Source information:
------------------------------

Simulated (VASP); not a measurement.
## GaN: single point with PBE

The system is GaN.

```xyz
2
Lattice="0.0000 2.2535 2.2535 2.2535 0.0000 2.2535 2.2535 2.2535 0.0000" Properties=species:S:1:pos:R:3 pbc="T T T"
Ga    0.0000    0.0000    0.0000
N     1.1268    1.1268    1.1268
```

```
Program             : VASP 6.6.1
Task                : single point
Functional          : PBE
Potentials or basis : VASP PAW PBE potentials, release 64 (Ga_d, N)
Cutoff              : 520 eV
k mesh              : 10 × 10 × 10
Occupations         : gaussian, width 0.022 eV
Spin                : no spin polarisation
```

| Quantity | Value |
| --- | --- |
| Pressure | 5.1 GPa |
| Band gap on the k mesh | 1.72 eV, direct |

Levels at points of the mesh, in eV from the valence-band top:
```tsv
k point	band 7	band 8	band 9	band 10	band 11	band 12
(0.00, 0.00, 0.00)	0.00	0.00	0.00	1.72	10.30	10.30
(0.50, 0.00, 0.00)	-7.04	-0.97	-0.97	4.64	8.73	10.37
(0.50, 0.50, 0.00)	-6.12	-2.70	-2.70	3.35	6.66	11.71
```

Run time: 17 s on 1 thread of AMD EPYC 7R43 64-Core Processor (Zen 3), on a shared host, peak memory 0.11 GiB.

------------------------------

Restate all of the data above. Match it word for word.

Simulated (VASP); not a measurement.
## GaN: single point with PBE

The system is GaN.

```xyz
2
Lattice="0.0000 2.2535 2.2535 2.2535 0.0000 2.2535 2.2535 2.2535 0.0000" Properties=species:S:1:pos:R:3 pbc="T T T"
Ga    0.0000    0.0000    0.0000
N     1.1268    1.1268    1.1268
```

```
Program             : VASP 6.6.1
Task                : single point
Functional          : PBE
Potentials or basis : VASP PAW PBE potentials, release 64 (Ga_d, N)
Cutoff              : 520 eV
k mesh              : 10 × 10 × 10
Occupations         : gaussian, width 0.022 eV
Spin                : no spin polarisation
```

| Quantity | Value |
| --- | --- |
| Pressure | 5.1 GPa |
| Band gap on the k mesh | 1.72 eV, direct |

Levels at points of the mesh, in eV from the valence-band top:
```tsv
k point	band 7	band 8	band 9	band 10	band 11	band 12
(0.00, 0.00, 0.00)	0.00	0.00	0.00	1.72	10.30	10.30
(0.50, 0.00, 0.00)	-7.04	-0.97	-0.97	4.64	8.73	10.37
(0.50, 0.50, 0.00)	-6.12	-2.70	-2.70	3.35	6.66	11.71
```

Run time: 17 s on 1 thread of AMD EPYC 7R43 64-Core Processor (Zen 3), on a shared host, peak memory 0.11 GiB.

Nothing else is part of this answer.